Assigned task:
Each line of the entries, from the first to the line containing "Further steps of", is to be transcribed exactly as it stands; include no other lines.

Data to examine:
============================================================

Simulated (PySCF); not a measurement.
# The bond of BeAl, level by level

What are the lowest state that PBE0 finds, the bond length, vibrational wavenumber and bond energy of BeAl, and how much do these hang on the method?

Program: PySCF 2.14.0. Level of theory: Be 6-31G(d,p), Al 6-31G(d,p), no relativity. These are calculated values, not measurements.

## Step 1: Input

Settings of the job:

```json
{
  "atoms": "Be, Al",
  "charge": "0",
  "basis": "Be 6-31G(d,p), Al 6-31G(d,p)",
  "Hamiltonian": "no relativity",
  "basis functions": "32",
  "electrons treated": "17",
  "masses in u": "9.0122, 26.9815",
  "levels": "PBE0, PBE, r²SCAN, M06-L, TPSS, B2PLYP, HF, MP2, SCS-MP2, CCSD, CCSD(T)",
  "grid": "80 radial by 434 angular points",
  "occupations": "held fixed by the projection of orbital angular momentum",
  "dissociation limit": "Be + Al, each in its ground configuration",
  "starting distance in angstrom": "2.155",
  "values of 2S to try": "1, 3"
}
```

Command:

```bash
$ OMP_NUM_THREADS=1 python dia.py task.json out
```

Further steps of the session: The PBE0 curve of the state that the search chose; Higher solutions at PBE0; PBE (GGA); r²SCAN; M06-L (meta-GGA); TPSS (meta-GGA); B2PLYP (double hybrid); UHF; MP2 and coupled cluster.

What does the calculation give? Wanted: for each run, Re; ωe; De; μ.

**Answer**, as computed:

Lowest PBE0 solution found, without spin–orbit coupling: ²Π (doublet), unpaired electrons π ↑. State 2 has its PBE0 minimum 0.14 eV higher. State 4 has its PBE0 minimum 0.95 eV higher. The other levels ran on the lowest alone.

============================================================

Answer area:
Simulated (PySCF); not a measurement.
# The bond of BeAl, level by level

What are the lowest state that PBE0 finds, the bond length, vibrational wavenumber and bond energy of BeAl, and how much do these hang on the method?

Program: PySCF 2.14.0. Level of theory: Be 6-31G(d,p), Al 6-31G(d,p), no relativity. These are calculated values, not measurements.

## Step 1: Input

Settings of the job:

```json
{
  "atoms": "Be, Al",
  "charge": "0",
  "basis": "Be 6-31G(d,p), Al 6-31G(d,p)",
  "Hamiltonian": "no relativity",
  "basis functions": "32",
  "electrons treated": "17",
  "masses in u": "9.0122, 26.9815",
  "levels": "PBE0, PBE, r²SCAN, M06-L, TPSS, B2PLYP, HF, MP2, SCS-MP2, CCSD, CCSD(T)",
  "grid": "80 radial by 434 angular points",
  "occupations": "held fixed by the projection of orbital angular momentum",
  "dissociation limit": "Be + Al, each in its ground configuration",
  "starting distance in angstrom": "2.155",
  "values of 2S to try": "1, 3"
}
```

Command:

```bash
$ OMP_NUM_THREADS=1 python dia.py task.json out
```

Further steps of the session: The PBE0 curve of the state that the search chose; Higher solutions at PBE0; PBE (GGA); r²SCAN; M06-L (meta-GGA); TPSS (meta-GGA); B2PLYP (double hybrid); UHF; MP2 and coupled cluster.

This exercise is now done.